### Activity
Output a verbatim copy of the data, cut off after the line that contains "294 | 0.00 | no match |".

### Data shown
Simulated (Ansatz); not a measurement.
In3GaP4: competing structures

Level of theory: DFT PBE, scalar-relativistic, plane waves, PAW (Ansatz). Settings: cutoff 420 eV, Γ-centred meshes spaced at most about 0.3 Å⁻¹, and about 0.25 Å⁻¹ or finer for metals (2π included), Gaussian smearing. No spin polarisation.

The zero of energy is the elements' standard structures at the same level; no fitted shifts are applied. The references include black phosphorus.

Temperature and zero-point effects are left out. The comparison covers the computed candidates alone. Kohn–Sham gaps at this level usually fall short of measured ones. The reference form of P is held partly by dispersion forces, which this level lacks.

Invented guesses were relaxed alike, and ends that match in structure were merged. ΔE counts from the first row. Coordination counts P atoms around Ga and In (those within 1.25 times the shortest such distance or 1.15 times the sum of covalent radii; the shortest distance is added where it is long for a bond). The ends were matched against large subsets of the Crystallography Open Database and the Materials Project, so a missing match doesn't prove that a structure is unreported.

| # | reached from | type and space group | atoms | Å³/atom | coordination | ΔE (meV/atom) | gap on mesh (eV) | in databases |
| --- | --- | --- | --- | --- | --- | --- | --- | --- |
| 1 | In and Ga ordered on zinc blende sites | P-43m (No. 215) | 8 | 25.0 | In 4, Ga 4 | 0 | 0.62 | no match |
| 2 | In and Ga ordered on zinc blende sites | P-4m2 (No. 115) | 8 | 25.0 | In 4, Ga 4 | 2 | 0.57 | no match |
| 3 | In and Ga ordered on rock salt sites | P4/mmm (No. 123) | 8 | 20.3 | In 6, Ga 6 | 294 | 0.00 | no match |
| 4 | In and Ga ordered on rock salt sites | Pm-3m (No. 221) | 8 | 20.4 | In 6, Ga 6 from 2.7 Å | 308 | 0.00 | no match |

### Task response
Simulated (Ansatz); not a measurement.
In3GaP4: competing structures

Level of theory: DFT PBE, scalar-relativistic, plane waves, PAW (Ansatz). Settings: cutoff 420 eV, Γ-centred meshes spaced at most about 0.3 Å⁻¹, and about 0.25 Å⁻¹ or finer for metals (2π included), Gaussian smearing. No spin polarisation.

The zero of energy is the elements' standard structures at the same level; no fitted shifts are applied. The references include black phosphorus.

Temperature and zero-point effects are left out. The comparison covers the computed candidates alone. Kohn–Sham gaps at this level usually fall short of measured ones. The reference form of P is held partly by dispersion forces, which this level lacks.

Invented guesses were relaxed alike, and ends that match in structure were merged. ΔE counts from the first row. Coordination counts P atoms around Ga and In (those within 1.25 times the shortest such distance or 1.15 times the sum of covalent radii; the shortest distance is added where it is long for a bond). The ends were matched against large subsets of the Crystallography Open Database and the Materials Project, so a missing match doesn't prove that a structure is unreported.

| # | reached from | type and space group | atoms | Å³/atom | coordination | ΔE (meV/atom) | gap on mesh (eV) | in databases |
| --- | --- | --- | --- | --- | --- | --- | --- | --- |
| 1 | In and Ga ordered on zinc blende sites | P-43m (No. 215) | 8 | 25.0 | In 4, Ga 4 | 0 | 0.62 | no match |
| 2 | In and Ga ordered on zinc blende sites | P-4m2 (No. 115) | 8 | 25.0 | In 4, Ga 4 | 2 | 0.57 | no match |
| 3 | In and Ga ordered on rock salt sites | P4/mmm (No. 123) | 8 | 20.3 | In 6, Ga 6 | 294 | 0.00 | no match |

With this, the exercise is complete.